> _Brief_: Begin at the top of the following data. Copy each line exactly until you have copied the line containing "130.1 | +5.3 |".

> _Supplied records_:
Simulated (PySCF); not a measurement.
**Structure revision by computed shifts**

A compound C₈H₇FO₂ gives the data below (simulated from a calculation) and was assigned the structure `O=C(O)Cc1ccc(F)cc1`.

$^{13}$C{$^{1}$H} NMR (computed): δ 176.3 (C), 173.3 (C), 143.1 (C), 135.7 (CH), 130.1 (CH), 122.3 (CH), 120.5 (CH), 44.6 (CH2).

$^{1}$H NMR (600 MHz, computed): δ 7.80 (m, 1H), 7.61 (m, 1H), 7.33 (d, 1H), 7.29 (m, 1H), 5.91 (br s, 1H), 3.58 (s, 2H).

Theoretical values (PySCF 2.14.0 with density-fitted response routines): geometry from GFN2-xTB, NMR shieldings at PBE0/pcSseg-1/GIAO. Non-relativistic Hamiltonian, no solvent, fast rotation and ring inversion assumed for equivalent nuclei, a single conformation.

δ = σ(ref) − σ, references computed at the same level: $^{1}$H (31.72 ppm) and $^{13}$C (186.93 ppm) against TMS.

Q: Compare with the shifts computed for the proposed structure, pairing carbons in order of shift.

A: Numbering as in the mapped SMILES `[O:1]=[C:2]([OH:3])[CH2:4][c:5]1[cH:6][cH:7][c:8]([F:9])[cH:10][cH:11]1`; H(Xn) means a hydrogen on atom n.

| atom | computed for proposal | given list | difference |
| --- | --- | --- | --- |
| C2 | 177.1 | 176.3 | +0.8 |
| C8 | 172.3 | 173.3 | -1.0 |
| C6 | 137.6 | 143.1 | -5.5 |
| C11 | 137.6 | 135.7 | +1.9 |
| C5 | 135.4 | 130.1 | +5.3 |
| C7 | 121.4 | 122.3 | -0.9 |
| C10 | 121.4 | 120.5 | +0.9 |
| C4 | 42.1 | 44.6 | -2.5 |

> _Answer section_:
Simulated (PySCF); not a measurement.
**Structure revision by computed shifts**

A compound C₈H₇FO₂ gives the data below (simulated from a calculation) and was assigned the structure `O=C(O)Cc1ccc(F)cc1`.

$^{13}$C{$^{1}$H} NMR (computed): δ 176.3 (C), 173.3 (C), 143.1 (C), 135.7 (CH), 130.1 (CH), 122.3 (CH), 120.5 (CH), 44.6 (CH2).

$^{1}$H NMR (600 MHz, computed): δ 7.80 (m, 1H), 7.61 (m, 1H), 7.33 (d, 1H), 7.29 (m, 1H), 5.91 (br s, 1H), 3.58 (s, 2H).

Theoretical values (PySCF 2.14.0 with density-fitted response routines): geometry from GFN2-xTB, NMR shieldings at PBE0/pcSseg-1/GIAO. Non-relativistic Hamiltonian, no solvent, fast rotation and ring inversion assumed for equivalent nuclei, a single conformation.

δ = σ(ref) − σ, references computed at the same level: $^{1}$H (31.72 ppm) and $^{13}$C (186.93 ppm) against TMS.

Q: Compare with the shifts computed for the proposed structure, pairing carbons in order of shift.

A: Numbering as in the mapped SMILES `[O:1]=[C:2]([OH:3])[CH2:4][c:5]1[cH:6][cH:7][c:8]([F:9])[cH:10][cH:11]1`; H(Xn) means a hydrogen on atom n.

| atom | computed for proposal | given list | difference |
| --- | --- | --- | --- |
| C2 | 177.1 | 176.3 | +0.8 |
| C8 | 172.3 | 173.3 | -1.0 |
| C6 | 137.6 | 143.1 | -5.5 |
| C11 | 137.6 | 135.7 | +1.9 |
| C5 | 135.4 | 130.1 | +5.3 |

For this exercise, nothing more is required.